◆ WORK ITEM: Your task is to copy all of the entries exactly as they are given.

◆ EXTRACTED MATERIAL:
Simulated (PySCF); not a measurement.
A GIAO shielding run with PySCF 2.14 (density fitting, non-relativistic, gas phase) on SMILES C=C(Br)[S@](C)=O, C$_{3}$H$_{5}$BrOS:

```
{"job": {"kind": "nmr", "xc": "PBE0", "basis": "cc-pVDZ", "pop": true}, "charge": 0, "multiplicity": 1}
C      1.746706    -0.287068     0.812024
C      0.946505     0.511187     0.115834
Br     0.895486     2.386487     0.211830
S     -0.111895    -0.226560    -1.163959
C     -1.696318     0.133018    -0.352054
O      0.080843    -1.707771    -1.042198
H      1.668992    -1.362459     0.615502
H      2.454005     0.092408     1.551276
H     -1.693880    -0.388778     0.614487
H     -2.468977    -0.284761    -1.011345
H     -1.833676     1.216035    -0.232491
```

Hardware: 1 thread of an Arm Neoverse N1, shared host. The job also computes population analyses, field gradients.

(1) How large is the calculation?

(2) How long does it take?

◆ WRITTEN SOLUTION:
Simulated (PySCF); not a measurement.
A GIAO shielding run with PySCF 2.14 (density fitting, non-relativistic, gas phase) on SMILES C=C(Br)[S@](C)=O, C$_{3}$H$_{5}$BrOS:

```
{"job": {"kind": "nmr", "xc": "PBE0", "basis": "cc-pVDZ", "pop": true}, "charge": 0, "multiplicity": 1}
C      1.746706    -0.287068     0.812024
C      0.946505     0.511187     0.115834
Br     0.895486     2.386487     0.211830
S     -0.111895    -0.226560    -1.163959
C     -1.696318     0.133018    -0.352054
O      0.080843    -1.707771    -1.042198
H      1.668992    -1.362459     0.615502
H      2.454005     0.092408     1.551276
H     -1.693880    -0.388778     0.614487
H     -2.468977    -0.284761    -1.011345
H     -1.833676     1.216035    -0.232491
```

Hardware: 1 thread of an Arm Neoverse N1, shared host. The job also computes population analyses, field gradients.

(1) How large is the calculation?

(2) How long does it take?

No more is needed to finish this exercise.